§ **WORK ITEM**: Each entry, from beginning to end, is to be transcribed verbatim.

# # # # #

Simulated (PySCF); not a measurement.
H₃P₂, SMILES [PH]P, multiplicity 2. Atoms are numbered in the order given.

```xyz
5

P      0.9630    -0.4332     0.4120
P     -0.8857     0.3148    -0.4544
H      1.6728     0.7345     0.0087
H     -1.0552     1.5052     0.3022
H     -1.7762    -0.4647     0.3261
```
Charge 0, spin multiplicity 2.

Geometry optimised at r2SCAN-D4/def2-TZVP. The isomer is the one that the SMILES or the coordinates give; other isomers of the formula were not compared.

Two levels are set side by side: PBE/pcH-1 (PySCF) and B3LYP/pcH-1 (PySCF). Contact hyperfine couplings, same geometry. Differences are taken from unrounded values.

# # # # #

§ **RESULT**:
Simulated (PySCF); not a measurement.
H₃P₂, SMILES [PH]P, multiplicity 2. Atoms are numbered in the order given.

```xyz
5

P      0.9630    -0.4332     0.4120
P     -0.8857     0.3148    -0.4544
H      1.6728     0.7345     0.0087
H     -1.0552     1.5052     0.3022
H     -1.7762    -0.4647     0.3261
```
Charge 0, spin multiplicity 2.

Geometry optimised at r2SCAN-D4/def2-TZVP. The isomer is the one that the SMILES or the coordinates give; other isomers of the formula were not compared.

Two levels are set side by side: PBE/pcH-1 (PySCF) and B3LYP/pcH-1 (PySCF). Contact hyperfine couplings, same geometry. Differences are taken from unrounded values.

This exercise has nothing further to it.